Reproduce the records below word for word.

◆ ◆ ◆ ◆ ◆

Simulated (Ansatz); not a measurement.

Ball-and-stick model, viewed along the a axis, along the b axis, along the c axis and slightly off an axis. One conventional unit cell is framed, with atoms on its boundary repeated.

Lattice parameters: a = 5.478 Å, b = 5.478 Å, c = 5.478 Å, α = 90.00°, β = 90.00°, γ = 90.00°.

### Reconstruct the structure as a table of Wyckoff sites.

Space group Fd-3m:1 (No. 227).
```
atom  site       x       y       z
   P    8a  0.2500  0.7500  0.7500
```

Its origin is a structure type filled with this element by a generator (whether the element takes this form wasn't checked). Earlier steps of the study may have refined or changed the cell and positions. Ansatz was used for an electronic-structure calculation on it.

◆ ◆ ◆ ◆ ◆

_SOLUTION:_
Simulated (Ansatz); not a measurement.

Ball-and-stick model, viewed along the a axis, along the b axis, along the c axis and slightly off an axis. One conventional unit cell is framed, with atoms on its boundary repeated.

Lattice parameters: a = 5.478 Å, b = 5.478 Å, c = 5.478 Å, α = 90.00°, β = 90.00°, γ = 90.00°.

### Reconstruct the structure as a table of Wyckoff sites.

Space group Fd-3m:1 (No. 227).
```
atom  site       x       y       z
   P    8a  0.2500  0.7500  0.7500
```

Its origin is a structure type filled with this element by a generator (whether the element takes this form wasn't checked). Earlier steps of the study may have refined or changed the cell and positions. Ansatz was used for an electronic-structure calculation on it.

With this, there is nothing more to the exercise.